Record set:
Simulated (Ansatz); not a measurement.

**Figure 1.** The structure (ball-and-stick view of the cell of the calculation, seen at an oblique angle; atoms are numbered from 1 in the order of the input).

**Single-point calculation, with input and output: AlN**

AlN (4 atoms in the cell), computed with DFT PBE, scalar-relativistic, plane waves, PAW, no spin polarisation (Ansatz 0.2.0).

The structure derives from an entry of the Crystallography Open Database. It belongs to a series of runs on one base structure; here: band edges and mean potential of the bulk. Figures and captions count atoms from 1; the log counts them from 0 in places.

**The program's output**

Activity:
Please copy, exactly as written, every line in the listing above from the line with "and output: AlN**" up to and including the line with "The structure derives".

Problem solution:
**Single-point calculation, with input and output: AlN**

AlN (4 atoms in the cell), computed with DFT PBE, scalar-relativistic, plane waves, PAW, no spin polarisation (Ansatz 0.2.0).

The structure derives from an entry of the Crystallography Open Database. It belongs to a series of runs on one base structure; here: band edges and mean potential of the bulk. Figures and captions count atoms from 1; the log counts them from 0 in places.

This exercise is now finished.